── Records shown

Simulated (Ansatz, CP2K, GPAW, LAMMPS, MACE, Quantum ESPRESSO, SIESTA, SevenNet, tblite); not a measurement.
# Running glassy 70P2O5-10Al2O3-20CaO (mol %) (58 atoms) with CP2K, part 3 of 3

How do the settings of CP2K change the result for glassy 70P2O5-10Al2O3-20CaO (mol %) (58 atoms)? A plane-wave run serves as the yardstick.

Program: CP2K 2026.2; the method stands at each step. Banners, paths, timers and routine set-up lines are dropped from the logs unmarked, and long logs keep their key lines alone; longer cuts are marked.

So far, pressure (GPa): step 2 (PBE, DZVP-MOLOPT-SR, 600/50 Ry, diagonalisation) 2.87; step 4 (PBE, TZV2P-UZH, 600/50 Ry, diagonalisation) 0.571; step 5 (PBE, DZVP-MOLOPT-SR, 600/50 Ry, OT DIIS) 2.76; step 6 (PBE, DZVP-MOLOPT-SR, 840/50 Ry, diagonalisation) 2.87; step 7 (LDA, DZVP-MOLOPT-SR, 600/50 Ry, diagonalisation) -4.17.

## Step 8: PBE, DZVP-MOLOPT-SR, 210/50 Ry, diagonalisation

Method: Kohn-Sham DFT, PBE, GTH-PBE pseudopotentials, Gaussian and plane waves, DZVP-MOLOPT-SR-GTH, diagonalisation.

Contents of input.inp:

────

Give the lines of the material above again, exactly, from its first line through the line that contains "# Running glassy" and no further.

> _Exercise answer_
Simulated (Ansatz, CP2K, GPAW, LAMMPS, MACE, Quantum ESPRESSO, SIESTA, SevenNet, tblite); not a measurement.
# Running glassy 70P2O5-10Al2O3-20CaO (mol %) (58 atoms) with CP2K, part 3 of 3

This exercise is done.